WORK TASK: Each line from the start of the entries through the line that contains "(GPa) | 0.30 |" should be output exactly, please.

GIVEN DATA:
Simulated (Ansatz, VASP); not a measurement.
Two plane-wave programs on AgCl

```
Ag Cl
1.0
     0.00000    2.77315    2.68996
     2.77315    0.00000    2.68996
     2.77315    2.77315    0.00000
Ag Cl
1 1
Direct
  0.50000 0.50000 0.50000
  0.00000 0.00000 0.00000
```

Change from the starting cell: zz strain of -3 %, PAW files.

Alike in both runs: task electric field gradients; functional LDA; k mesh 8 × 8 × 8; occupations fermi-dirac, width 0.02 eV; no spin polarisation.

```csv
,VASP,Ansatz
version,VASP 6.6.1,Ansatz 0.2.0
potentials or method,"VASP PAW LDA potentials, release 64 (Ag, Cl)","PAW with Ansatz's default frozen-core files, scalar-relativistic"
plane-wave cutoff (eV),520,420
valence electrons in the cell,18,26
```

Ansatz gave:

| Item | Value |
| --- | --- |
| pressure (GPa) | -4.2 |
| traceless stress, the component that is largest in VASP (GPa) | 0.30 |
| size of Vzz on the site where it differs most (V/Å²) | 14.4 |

RESPONSE BOX:
Simulated (Ansatz, VASP); not a measurement.
Two plane-wave programs on AgCl

```
Ag Cl
1.0
     0.00000    2.77315    2.68996
     2.77315    0.00000    2.68996
     2.77315    2.77315    0.00000
Ag Cl
1 1
Direct
  0.50000 0.50000 0.50000
  0.00000 0.00000 0.00000
```

Change from the starting cell: zz strain of -3 %, PAW files.

Alike in both runs: task electric field gradients; functional LDA; k mesh 8 × 8 × 8; occupations fermi-dirac, width 0.02 eV; no spin polarisation.

```csv
,VASP,Ansatz
version,VASP 6.6.1,Ansatz 0.2.0
potentials or method,"VASP PAW LDA potentials, release 64 (Ag, Cl)","PAW with Ansatz's default frozen-core files, scalar-relativistic"
plane-wave cutoff (eV),520,420
valence electrons in the cell,18,26
```

Ansatz gave:

| Item | Value |
| --- | --- |
| pressure (GPa) | -4.2 |
| traceless stress, the component that is largest in VASP (GPa) | 0.30 |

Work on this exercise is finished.